### Work order
From the records below, transcribe exactly the lines that begin at the line with "VASP 6.6.1 |" and end at the line with "Result: Over 21", both included.

### Study material
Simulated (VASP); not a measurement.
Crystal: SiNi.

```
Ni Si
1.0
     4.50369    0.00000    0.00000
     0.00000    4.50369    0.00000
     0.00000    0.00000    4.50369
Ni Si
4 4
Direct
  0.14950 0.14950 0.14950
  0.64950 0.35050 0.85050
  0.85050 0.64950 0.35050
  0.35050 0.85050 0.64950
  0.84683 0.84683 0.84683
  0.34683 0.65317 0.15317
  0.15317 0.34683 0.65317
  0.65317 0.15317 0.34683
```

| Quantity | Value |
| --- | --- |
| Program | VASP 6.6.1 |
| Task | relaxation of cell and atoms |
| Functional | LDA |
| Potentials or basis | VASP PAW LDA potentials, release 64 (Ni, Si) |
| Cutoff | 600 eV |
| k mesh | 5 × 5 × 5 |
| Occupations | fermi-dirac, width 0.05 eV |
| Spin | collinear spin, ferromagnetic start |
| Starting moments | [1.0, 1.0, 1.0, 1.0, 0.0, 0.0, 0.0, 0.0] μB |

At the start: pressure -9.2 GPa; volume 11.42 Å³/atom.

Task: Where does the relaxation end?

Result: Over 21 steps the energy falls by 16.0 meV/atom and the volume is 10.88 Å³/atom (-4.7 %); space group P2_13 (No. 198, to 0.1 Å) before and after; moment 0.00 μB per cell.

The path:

### Worked solution
| Program | VASP 6.6.1 |
| Task | relaxation of cell and atoms |
| Functional | LDA |
| Potentials or basis | VASP PAW LDA potentials, release 64 (Ni, Si) |
| Cutoff | 600 eV |
| k mesh | 5 × 5 × 5 |
| Occupations | fermi-dirac, width 0.05 eV |
| Spin | collinear spin, ferromagnetic start |
| Starting moments | [1.0, 1.0, 1.0, 1.0, 0.0, 0.0, 0.0, 0.0] μB |

At the start: pressure -9.2 GPa; volume 11.42 Å³/atom.

Task: Where does the relaxation end?

Result: Over 21 steps the energy falls by 16.0 meV/atom and the volume is 10.88 Å³/atom (-4.7 %); space group P2_13 (No. 198, to 0.1 Å) before and after; moment 0.00 μB per cell.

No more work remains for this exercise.